### Extracted records
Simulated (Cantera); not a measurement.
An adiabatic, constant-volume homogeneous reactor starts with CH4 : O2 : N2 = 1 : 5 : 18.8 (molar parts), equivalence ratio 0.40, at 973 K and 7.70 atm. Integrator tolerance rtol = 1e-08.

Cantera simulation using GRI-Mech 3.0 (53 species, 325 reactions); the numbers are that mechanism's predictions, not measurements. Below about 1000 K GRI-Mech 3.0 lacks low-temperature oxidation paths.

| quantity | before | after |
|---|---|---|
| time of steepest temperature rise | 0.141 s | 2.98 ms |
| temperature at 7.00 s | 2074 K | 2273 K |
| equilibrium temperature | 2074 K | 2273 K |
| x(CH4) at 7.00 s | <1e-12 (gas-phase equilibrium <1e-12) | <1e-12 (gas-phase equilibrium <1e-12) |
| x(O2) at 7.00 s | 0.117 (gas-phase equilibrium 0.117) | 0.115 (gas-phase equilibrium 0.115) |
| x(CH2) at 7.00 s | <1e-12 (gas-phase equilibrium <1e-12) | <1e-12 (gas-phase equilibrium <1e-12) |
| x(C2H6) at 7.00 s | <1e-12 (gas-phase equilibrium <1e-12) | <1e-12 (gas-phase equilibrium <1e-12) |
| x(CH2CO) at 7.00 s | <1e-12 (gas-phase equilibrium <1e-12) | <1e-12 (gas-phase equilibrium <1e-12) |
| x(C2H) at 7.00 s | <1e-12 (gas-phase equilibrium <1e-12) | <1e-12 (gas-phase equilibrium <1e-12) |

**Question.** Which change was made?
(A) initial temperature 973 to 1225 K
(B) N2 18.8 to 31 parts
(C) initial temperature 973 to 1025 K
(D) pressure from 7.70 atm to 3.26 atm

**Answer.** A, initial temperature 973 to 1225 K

### Action item
Starting at the first line of the records above, please copy each line exactly until you reach the line containing "(D) pressure from 7.70 atm to 3.26 atm". Include that line and stop there.

### Worked solution
Simulated (Cantera); not a measurement.
An adiabatic, constant-volume homogeneous reactor starts with CH4 : O2 : N2 = 1 : 5 : 18.8 (molar parts), equivalence ratio 0.40, at 973 K and 7.70 atm. Integrator tolerance rtol = 1e-08.

Cantera simulation using GRI-Mech 3.0 (53 species, 325 reactions); the numbers are that mechanism's predictions, not measurements. Below about 1000 K GRI-Mech 3.0 lacks low-temperature oxidation paths.

| quantity | before | after |
|---|---|---|
| time of steepest temperature rise | 0.141 s | 2.98 ms |
| temperature at 7.00 s | 2074 K | 2273 K |
| equilibrium temperature | 2074 K | 2273 K |
| x(CH4) at 7.00 s | <1e-12 (gas-phase equilibrium <1e-12) | <1e-12 (gas-phase equilibrium <1e-12) |
| x(O2) at 7.00 s | 0.117 (gas-phase equilibrium 0.117) | 0.115 (gas-phase equilibrium 0.115) |
| x(CH2) at 7.00 s | <1e-12 (gas-phase equilibrium <1e-12) | <1e-12 (gas-phase equilibrium <1e-12) |
| x(C2H6) at 7.00 s | <1e-12 (gas-phase equilibrium <1e-12) | <1e-12 (gas-phase equilibrium <1e-12) |
| x(CH2CO) at 7.00 s | <1e-12 (gas-phase equilibrium <1e-12) | <1e-12 (gas-phase equilibrium <1e-12) |
| x(C2H) at 7.00 s | <1e-12 (gas-phase equilibrium <1e-12) | <1e-12 (gas-phase equilibrium <1e-12) |

**Question.** Which change was made?
(A) initial temperature 973 to 1225 K
(B) N2 18.8 to 31 parts
(C) initial temperature 973 to 1025 K
(D) pressure from 7.70 atm to 3.26 atm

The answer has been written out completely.